Work item: Your task is to repeat exactly the lines below between the line holding "Here is an unrelaxed guess for ZrNbGe2." and the line holding "The zero of", inclusive, and only those.

Supplied data:
Content starts

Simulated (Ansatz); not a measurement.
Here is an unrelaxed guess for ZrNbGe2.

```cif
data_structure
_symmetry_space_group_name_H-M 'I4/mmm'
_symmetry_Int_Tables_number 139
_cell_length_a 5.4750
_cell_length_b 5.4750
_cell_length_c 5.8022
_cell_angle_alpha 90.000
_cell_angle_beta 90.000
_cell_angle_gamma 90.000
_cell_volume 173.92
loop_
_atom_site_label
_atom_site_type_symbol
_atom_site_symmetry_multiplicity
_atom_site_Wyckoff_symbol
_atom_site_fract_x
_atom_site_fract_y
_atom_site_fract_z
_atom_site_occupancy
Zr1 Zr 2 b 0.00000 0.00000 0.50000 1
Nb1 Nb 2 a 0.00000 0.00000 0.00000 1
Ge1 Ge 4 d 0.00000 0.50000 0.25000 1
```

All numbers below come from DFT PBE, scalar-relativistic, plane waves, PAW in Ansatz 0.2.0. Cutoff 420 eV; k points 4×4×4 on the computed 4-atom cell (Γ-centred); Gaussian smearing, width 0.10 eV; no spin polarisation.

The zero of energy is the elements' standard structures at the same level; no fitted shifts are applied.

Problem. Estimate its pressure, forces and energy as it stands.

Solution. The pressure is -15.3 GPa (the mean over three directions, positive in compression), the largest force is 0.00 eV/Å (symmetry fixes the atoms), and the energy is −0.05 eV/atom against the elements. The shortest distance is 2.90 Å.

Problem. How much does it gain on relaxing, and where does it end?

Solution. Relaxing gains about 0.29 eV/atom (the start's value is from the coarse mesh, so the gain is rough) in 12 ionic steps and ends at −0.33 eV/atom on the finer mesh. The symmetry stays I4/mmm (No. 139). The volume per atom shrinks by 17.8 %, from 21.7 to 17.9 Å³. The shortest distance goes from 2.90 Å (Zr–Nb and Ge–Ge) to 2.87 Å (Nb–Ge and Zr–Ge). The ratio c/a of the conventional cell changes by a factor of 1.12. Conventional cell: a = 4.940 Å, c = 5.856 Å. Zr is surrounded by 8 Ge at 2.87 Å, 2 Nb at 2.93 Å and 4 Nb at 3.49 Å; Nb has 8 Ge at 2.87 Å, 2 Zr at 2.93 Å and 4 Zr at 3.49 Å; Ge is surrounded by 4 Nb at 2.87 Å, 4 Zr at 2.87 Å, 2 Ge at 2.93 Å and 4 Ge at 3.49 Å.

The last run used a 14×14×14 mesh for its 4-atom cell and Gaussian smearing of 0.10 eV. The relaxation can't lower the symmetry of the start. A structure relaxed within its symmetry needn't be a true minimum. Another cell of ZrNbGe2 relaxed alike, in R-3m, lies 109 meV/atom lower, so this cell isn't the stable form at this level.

Content ends

Exercise response:
Here is an unrelaxed guess for ZrNbGe2.

```cif
data_structure
_symmetry_space_group_name_H-M 'I4/mmm'
_symmetry_Int_Tables_number 139
_cell_length_a 5.4750
_cell_length_b 5.4750
_cell_length_c 5.8022
_cell_angle_alpha 90.000
_cell_angle_beta 90.000
_cell_angle_gamma 90.000
_cell_volume 173.92
loop_
_atom_site_label
_atom_site_type_symbol
_atom_site_symmetry_multiplicity
_atom_site_Wyckoff_symbol
_atom_site_fract_x
_atom_site_fract_y
_atom_site_fract_z
_atom_site_occupancy
Zr1 Zr 2 b 0.00000 0.00000 0.50000 1
Nb1 Nb 2 a 0.00000 0.00000 0.00000 1
Ge1 Ge 4 d 0.00000 0.50000 0.25000 1
```

All numbers below come from DFT PBE, scalar-relativistic, plane waves, PAW in Ansatz 0.2.0. Cutoff 420 eV; k points 4×4×4 on the computed 4-atom cell (Γ-centred); Gaussian smearing, width 0.10 eV; no spin polarisation.

The zero of energy is the elements' standard structures at the same level; no fitted shifts are applied.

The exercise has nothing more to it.